Task item → Print the listing exactly, but only as far as the line containing "VASP | Ansatz |". The first line and that line are both included.

Information provided →
■ ■ ■ ■ ■
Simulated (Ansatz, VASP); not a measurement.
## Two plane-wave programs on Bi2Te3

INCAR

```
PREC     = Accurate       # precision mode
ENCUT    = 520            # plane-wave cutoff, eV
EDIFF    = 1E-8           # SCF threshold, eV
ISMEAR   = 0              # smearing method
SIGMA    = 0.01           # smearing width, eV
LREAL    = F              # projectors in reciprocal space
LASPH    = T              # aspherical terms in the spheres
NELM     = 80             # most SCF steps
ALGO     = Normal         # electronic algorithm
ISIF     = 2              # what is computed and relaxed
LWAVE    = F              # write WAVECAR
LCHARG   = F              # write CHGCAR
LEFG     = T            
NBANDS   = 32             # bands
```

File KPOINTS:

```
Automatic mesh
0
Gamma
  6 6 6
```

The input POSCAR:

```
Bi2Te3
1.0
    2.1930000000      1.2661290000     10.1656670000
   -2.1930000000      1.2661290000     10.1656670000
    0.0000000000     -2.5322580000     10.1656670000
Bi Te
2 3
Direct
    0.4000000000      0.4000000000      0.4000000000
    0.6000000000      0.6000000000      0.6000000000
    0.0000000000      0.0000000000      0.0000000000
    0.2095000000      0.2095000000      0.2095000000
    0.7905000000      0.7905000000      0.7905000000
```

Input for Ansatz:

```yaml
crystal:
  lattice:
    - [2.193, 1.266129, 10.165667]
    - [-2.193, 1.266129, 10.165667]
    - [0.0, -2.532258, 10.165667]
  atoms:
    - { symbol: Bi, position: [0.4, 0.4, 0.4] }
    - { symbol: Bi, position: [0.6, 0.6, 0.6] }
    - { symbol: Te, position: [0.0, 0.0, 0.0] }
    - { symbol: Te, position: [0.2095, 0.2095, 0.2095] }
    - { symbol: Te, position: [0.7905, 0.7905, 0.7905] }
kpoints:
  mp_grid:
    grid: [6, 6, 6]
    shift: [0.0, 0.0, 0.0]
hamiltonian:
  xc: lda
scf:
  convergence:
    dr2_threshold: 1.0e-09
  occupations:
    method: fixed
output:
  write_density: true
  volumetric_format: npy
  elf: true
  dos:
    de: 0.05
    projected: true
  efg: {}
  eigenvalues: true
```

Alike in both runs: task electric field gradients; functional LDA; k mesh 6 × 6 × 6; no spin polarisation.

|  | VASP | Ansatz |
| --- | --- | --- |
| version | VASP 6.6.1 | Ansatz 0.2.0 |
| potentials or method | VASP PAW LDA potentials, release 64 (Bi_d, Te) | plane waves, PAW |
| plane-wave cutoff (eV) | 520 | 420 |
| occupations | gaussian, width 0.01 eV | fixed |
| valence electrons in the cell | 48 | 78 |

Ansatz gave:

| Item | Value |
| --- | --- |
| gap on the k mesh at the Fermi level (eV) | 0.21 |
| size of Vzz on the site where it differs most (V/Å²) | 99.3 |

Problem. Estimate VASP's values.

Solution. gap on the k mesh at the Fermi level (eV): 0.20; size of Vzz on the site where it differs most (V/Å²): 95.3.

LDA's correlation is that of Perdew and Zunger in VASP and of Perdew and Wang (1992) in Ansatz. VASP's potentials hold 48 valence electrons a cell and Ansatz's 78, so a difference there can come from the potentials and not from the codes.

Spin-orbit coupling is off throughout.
■ ■ ■ ■ ■

Exercise answer →
Simulated (Ansatz, VASP); not a measurement.
## Two plane-wave programs on Bi2Te3

INCAR

```
PREC     = Accurate       # precision mode
ENCUT    = 520            # plane-wave cutoff, eV
EDIFF    = 1E-8           # SCF threshold, eV
ISMEAR   = 0              # smearing method
SIGMA    = 0.01           # smearing width, eV
LREAL    = F              # projectors in reciprocal space
LASPH    = T              # aspherical terms in the spheres
NELM     = 80             # most SCF steps
ALGO     = Normal         # electronic algorithm
ISIF     = 2              # what is computed and relaxed
LWAVE    = F              # write WAVECAR
LCHARG   = F              # write CHGCAR
LEFG     = T            
NBANDS   = 32             # bands
```

File KPOINTS:

```
Automatic mesh
0
Gamma
  6 6 6
```

The input POSCAR:

```
Bi2Te3
1.0
    2.1930000000      1.2661290000     10.1656670000
   -2.1930000000      1.2661290000     10.1656670000
    0.0000000000     -2.5322580000     10.1656670000
Bi Te
2 3
Direct
    0.4000000000      0.4000000000      0.4000000000
    0.6000000000      0.6000000000      0.6000000000
    0.0000000000      0.0000000000      0.0000000000
    0.2095000000      0.2095000000      0.2095000000
    0.7905000000      0.7905000000      0.7905000000
```

Input for Ansatz:

```yaml
crystal:
  lattice:
    - [2.193, 1.266129, 10.165667]
    - [-2.193, 1.266129, 10.165667]
    - [0.0, -2.532258, 10.165667]
  atoms:
    - { symbol: Bi, position: [0.4, 0.4, 0.4] }
    - { symbol: Bi, position: [0.6, 0.6, 0.6] }
    - { symbol: Te, position: [0.0, 0.0, 0.0] }
    - { symbol: Te, position: [0.2095, 0.2095, 0.2095] }
    - { symbol: Te, position: [0.7905, 0.7905, 0.7905] }
kpoints:
  mp_grid:
    grid: [6, 6, 6]
    shift: [0.0, 0.0, 0.0]
hamiltonian:
  xc: lda
scf:
  convergence:
    dr2_threshold: 1.0e-09
  occupations:
    method: fixed
output:
  write_density: true
  volumetric_format: npy
  elf: true
  dos:
    de: 0.05
    projected: true
  efg: {}
  eigenvalues: true
```

Alike in both runs: task electric field gradients; functional LDA; k mesh 6 × 6 × 6; no spin polarisation.

|  | VASP | Ansatz |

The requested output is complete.